__Provided data__:
----------------

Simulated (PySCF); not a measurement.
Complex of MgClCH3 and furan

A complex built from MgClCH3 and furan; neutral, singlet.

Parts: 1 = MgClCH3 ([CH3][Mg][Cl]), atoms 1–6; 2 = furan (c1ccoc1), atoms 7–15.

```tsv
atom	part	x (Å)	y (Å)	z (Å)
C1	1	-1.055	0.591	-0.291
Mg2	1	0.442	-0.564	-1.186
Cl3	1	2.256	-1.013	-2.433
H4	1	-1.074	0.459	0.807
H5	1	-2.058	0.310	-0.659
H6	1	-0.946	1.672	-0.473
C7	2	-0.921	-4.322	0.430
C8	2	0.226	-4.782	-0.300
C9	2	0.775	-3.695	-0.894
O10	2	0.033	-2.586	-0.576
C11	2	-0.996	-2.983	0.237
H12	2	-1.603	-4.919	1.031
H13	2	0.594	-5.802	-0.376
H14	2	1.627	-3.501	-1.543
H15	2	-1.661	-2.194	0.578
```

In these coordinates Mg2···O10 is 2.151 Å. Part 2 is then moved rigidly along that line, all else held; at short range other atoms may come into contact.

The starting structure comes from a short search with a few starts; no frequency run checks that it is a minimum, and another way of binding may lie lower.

----------------

__Assigned task__: Nothing in the records may be dropped; reproduce them exactly.

__Exercise response__:
Simulated (PySCF); not a measurement.
Complex of MgClCH3 and furan

A complex built from MgClCH3 and furan; neutral, singlet.

Parts: 1 = MgClCH3 ([CH3][Mg][Cl]), atoms 1–6; 2 = furan (c1ccoc1), atoms 7–15.

```tsv
atom	part	x (Å)	y (Å)	z (Å)
C1	1	-1.055	0.591	-0.291
Mg2	1	0.442	-0.564	-1.186
Cl3	1	2.256	-1.013	-2.433
H4	1	-1.074	0.459	0.807
H5	1	-2.058	0.310	-0.659
H6	1	-0.946	1.672	-0.473
C7	2	-0.921	-4.322	0.430
C8	2	0.226	-4.782	-0.300
C9	2	0.775	-3.695	-0.894
O10	2	0.033	-2.586	-0.576
C11	2	-0.996	-2.983	0.237
H12	2	-1.603	-4.919	1.031
H13	2	0.594	-5.802	-0.376
H14	2	1.627	-3.501	-1.543
H15	2	-1.661	-2.194	0.578
```

In these coordinates Mg2···O10 is 2.151 Å. Part 2 is then moved rigidly along that line, all else held; at short range other atoms may come into contact.

The starting structure comes from a short search with a few starts; no frequency run checks that it is a minimum, and another way of binding may lie lower.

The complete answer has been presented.